## Work item
Nothing but the records beneath, reproduced exactly, should appear in the answer.

## Data excerpts
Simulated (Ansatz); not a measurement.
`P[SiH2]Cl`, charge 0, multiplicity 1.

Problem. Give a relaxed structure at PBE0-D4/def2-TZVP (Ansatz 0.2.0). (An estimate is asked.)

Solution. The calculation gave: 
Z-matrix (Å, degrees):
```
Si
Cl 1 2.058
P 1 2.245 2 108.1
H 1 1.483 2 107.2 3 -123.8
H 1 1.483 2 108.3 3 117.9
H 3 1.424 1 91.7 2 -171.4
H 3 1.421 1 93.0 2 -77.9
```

## Answer section
Simulated (Ansatz); not a measurement.
`P[SiH2]Cl`, charge 0, multiplicity 1.

Problem. Give a relaxed structure at PBE0-D4/def2-TZVP (Ansatz 0.2.0). (An estimate is asked.)

Solution. The calculation gave: 
Z-matrix (Å, degrees):
```
Si
Cl 1 2.058
P 1 2.245 2 108.1
H 1 1.483 2 107.2 3 -123.8
H 1 1.483 2 108.3 3 117.9
H 3 1.424 1 91.7 2 -171.4
H 3 1.421 1 93.0 2 -77.9
```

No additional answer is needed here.